[Activity]
Reproduce all the entries beneath this sentence exactly.

Data shown START
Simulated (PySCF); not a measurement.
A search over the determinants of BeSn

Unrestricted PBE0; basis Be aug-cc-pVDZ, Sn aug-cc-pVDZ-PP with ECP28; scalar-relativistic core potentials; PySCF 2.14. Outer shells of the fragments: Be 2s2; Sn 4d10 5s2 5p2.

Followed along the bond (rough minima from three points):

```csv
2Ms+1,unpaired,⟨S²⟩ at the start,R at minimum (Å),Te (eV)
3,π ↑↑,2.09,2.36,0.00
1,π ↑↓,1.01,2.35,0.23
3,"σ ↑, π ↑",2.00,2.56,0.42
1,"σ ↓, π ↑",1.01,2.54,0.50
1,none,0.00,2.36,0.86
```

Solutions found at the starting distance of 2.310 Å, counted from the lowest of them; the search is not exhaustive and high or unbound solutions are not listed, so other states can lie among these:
Data shown END

[Task result]
Simulated (PySCF); not a measurement.
A search over the determinants of BeSn

Unrestricted PBE0; basis Be aug-cc-pVDZ, Sn aug-cc-pVDZ-PP with ECP28; scalar-relativistic core potentials; PySCF 2.14. Outer shells of the fragments: Be 2s2; Sn 4d10 5s2 5p2.

Followed along the bond (rough minima from three points):

```csv
2Ms+1,unpaired,⟨S²⟩ at the start,R at minimum (Å),Te (eV)
3,π ↑↑,2.09,2.36,0.00
1,π ↑↓,1.01,2.35,0.23
3,"σ ↑, π ↑",2.00,2.56,0.42
1,"σ ↓, π ↑",1.01,2.54,0.50
1,none,0.00,2.36,0.86
```

Solutions found at the starting distance of 2.310 Å, counted from the lowest of them; the search is not exhaustive and high or unbound solutions are not listed, so other states can lie among these:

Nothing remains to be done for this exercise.